Requirement:
Transcribe exactly each line of the entries, from the opening line to the line with "(1) 2: the symmetry", with both of those lines included.

Source data:
------------------------------------

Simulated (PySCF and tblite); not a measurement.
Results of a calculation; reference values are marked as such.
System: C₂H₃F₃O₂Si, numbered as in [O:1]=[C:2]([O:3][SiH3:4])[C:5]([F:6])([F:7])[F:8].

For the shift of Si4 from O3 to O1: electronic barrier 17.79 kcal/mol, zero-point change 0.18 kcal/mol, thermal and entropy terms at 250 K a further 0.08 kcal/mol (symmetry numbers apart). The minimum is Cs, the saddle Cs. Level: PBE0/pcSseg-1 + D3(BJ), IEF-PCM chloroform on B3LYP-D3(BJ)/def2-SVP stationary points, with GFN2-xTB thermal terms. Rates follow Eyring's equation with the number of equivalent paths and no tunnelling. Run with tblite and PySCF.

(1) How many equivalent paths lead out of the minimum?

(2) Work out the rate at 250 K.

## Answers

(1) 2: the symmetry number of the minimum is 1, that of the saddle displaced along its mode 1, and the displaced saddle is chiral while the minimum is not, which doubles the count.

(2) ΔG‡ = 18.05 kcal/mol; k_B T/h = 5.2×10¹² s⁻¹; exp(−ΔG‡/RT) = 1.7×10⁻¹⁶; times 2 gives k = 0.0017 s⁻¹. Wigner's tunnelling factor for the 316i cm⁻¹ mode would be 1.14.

------------------------------------

Written answer:
Simulated (PySCF and tblite); not a measurement.
Results of a calculation; reference values are marked as such.
System: C₂H₃F₃O₂Si, numbered as in [O:1]=[C:2]([O:3][SiH3:4])[C:5]([F:6])([F:7])[F:8].

For the shift of Si4 from O3 to O1: electronic barrier 17.79 kcal/mol, zero-point change 0.18 kcal/mol, thermal and entropy terms at 250 K a further 0.08 kcal/mol (symmetry numbers apart). The minimum is Cs, the saddle Cs. Level: PBE0/pcSseg-1 + D3(BJ), IEF-PCM chloroform on B3LYP-D3(BJ)/def2-SVP stationary points, with GFN2-xTB thermal terms. Rates follow Eyring's equation with the number of equivalent paths and no tunnelling. Run with tblite and PySCF.

(1) How many equivalent paths lead out of the minimum?

(2) Work out the rate at 250 K.

## Answers

(1) 2: the symmetry number of the minimum is 1, that of the saddle displaced along its mode 1, and the displaced saddle is chiral while the minimum is not, which doubles the count.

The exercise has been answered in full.